**Assigned task:**
The material below contains a line with "Atoms are numbered in this order, from 1." and a line with "(kcal/mol) | 2.9 |". Copy exactly those two lines and all lines between them.

::: Records shown :::

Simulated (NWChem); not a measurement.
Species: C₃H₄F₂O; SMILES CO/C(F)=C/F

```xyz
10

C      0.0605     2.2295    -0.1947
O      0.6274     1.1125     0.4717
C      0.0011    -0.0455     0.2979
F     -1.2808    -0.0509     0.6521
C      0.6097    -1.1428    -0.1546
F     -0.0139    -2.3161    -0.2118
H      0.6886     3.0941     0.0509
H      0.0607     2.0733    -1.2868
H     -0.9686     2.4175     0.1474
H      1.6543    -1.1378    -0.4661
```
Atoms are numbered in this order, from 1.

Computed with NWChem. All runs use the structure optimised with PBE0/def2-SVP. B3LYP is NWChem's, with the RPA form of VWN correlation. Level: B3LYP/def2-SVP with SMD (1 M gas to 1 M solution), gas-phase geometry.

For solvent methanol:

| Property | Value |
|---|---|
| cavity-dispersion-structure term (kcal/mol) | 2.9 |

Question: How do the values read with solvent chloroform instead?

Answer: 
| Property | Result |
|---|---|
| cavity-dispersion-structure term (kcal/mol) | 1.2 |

:::

**Exercise solution:**
Atoms are numbered in this order, from 1.

Computed with NWChem. All runs use the structure optimised with PBE0/def2-SVP. B3LYP is NWChem's, with the RPA form of VWN correlation. Level: B3LYP/def2-SVP with SMD (1 M gas to 1 M solution), gas-phase geometry.

For solvent methanol:

| Property | Value |
|---|---|
| cavity-dispersion-structure term (kcal/mol) | 2.9 |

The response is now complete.